Task item: All lines up to and including the one that contains "- 0.95, liquid density (mol/L): 10.47" are to be transcribed exactly, starting from the first line of the records.

- Opening Delimiter -

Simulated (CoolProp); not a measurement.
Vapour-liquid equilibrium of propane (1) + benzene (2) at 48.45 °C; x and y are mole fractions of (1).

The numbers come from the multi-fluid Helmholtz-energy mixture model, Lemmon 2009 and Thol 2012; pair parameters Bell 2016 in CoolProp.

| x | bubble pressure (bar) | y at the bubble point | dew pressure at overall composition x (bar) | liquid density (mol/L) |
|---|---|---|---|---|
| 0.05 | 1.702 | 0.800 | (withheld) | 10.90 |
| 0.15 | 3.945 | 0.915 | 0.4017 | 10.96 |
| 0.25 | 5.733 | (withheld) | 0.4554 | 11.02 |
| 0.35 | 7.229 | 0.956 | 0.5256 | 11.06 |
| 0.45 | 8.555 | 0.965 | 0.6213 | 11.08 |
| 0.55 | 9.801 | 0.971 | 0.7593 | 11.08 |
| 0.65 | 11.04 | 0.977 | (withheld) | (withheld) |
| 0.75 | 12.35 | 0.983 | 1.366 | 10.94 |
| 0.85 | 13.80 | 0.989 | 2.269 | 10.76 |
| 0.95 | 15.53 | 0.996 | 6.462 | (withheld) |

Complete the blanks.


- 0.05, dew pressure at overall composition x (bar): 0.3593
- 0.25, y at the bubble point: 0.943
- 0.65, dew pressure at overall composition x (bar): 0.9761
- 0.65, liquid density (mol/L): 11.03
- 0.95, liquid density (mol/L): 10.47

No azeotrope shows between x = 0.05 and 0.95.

- Closing Delimiter -

Exercise output:
Simulated (CoolProp); not a measurement.
Vapour-liquid equilibrium of propane (1) + benzene (2) at 48.45 °C; x and y are mole fractions of (1).

The numbers come from the multi-fluid Helmholtz-energy mixture model, Lemmon 2009 and Thol 2012; pair parameters Bell 2016 in CoolProp.

| x | bubble pressure (bar) | y at the bubble point | dew pressure at overall composition x (bar) | liquid density (mol/L) |
|---|---|---|---|---|
| 0.05 | 1.702 | 0.800 | (withheld) | 10.90 |
| 0.15 | 3.945 | 0.915 | 0.4017 | 10.96 |
| 0.25 | 5.733 | (withheld) | 0.4554 | 11.02 |
| 0.35 | 7.229 | 0.956 | 0.5256 | 11.06 |
| 0.45 | 8.555 | 0.965 | 0.6213 | 11.08 |
| 0.55 | 9.801 | 0.971 | 0.7593 | 11.08 |
| 0.65 | 11.04 | 0.977 | (withheld) | (withheld) |
| 0.75 | 12.35 | 0.983 | 1.366 | 10.94 |
| 0.85 | 13.80 | 0.989 | 2.269 | 10.76 |
| 0.95 | 15.53 | 0.996 | 6.462 | (withheld) |

Complete the blanks.


- 0.05, dew pressure at overall composition x (bar): 0.3593
- 0.25, y at the bubble point: 0.943
- 0.65, dew pressure at overall composition x (bar): 0.9761
- 0.65, liquid density (mol/L): 11.03
- 0.95, liquid density (mol/L): 10.47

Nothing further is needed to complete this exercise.